** Opening Provided records block **
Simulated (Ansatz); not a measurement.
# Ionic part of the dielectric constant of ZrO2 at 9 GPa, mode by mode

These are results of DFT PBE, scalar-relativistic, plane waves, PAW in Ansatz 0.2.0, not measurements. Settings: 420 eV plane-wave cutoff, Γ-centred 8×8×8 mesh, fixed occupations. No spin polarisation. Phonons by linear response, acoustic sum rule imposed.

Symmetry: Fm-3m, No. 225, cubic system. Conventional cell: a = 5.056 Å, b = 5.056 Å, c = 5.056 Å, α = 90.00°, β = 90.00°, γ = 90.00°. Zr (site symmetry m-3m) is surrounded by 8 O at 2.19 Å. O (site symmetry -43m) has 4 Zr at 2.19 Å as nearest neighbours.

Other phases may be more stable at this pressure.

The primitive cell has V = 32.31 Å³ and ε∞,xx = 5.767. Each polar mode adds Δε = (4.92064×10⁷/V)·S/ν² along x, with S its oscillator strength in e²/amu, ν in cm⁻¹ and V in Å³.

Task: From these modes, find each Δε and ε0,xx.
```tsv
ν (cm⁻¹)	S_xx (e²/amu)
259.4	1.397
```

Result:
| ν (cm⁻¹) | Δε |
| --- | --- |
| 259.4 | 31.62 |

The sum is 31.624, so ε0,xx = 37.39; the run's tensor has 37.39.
** Closing Provided records block **

### Requirement
Output the records exactly, so that each line matches what was given.

### Expected answer
Simulated (Ansatz); not a measurement.
# Ionic part of the dielectric constant of ZrO2 at 9 GPa, mode by mode

These are results of DFT PBE, scalar-relativistic, plane waves, PAW in Ansatz 0.2.0, not measurements. Settings: 420 eV plane-wave cutoff, Γ-centred 8×8×8 mesh, fixed occupations. No spin polarisation. Phonons by linear response, acoustic sum rule imposed.

Symmetry: Fm-3m, No. 225, cubic system. Conventional cell: a = 5.056 Å, b = 5.056 Å, c = 5.056 Å, α = 90.00°, β = 90.00°, γ = 90.00°. Zr (site symmetry m-3m) is surrounded by 8 O at 2.19 Å. O (site symmetry -43m) has 4 Zr at 2.19 Å as nearest neighbours.

Other phases may be more stable at this pressure.

The primitive cell has V = 32.31 Å³ and ε∞,xx = 5.767. Each polar mode adds Δε = (4.92064×10⁷/V)·S/ν² along x, with S its oscillator strength in e²/amu, ν in cm⁻¹ and V in Å³.

Task: From these modes, find each Δε and ε0,xx.
```tsv
ν (cm⁻¹)	S_xx (e²/amu)
259.4	1.397
```

Result:
| ν (cm⁻¹) | Δε |
| --- | --- |
| 259.4 | 31.62 |

The sum is 31.624, so ε0,xx = 37.39; the run's tensor has 37.39.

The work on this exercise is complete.